■ Supplied information:
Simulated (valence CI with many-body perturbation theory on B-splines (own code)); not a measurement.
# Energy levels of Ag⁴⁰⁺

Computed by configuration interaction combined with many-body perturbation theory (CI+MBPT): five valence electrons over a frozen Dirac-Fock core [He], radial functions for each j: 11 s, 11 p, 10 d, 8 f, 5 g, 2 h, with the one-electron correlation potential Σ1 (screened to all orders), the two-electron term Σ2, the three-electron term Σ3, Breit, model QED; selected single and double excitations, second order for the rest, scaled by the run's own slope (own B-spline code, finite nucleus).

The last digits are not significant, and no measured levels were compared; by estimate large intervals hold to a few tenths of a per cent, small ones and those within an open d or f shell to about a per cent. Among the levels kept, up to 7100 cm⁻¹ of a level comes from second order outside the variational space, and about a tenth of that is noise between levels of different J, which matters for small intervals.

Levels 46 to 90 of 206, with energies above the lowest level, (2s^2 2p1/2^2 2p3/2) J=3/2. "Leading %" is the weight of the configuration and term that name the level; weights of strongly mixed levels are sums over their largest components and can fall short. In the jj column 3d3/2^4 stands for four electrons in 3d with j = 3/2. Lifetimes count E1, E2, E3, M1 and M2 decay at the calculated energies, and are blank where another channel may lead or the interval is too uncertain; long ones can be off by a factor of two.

■ Work request:
Taking the listing above as the source, transcribe only the lines starting at the line with "# Energy levels of Ag⁴⁰⁺" and going through the line with "Computed by configuration", unaltered and with both ends included.

■ Written answer:
# Energy levels of Ag⁴⁰⁺

Computed by configuration interaction combined with many-body perturbation theory (CI+MBPT): five valence electrons over a frozen Dirac-Fock core [He], radial functions for each j: 11 s, 11 p, 10 d, 8 f, 5 g, 2 h, with the one-electron correlation potential Σ1 (screened to all orders), the two-electron term Σ2, the three-electron term Σ3, Breit, model QED; selected single and double excitations, second order for the rest, scaled by the run's own slope (own B-spline code, finite nucleus).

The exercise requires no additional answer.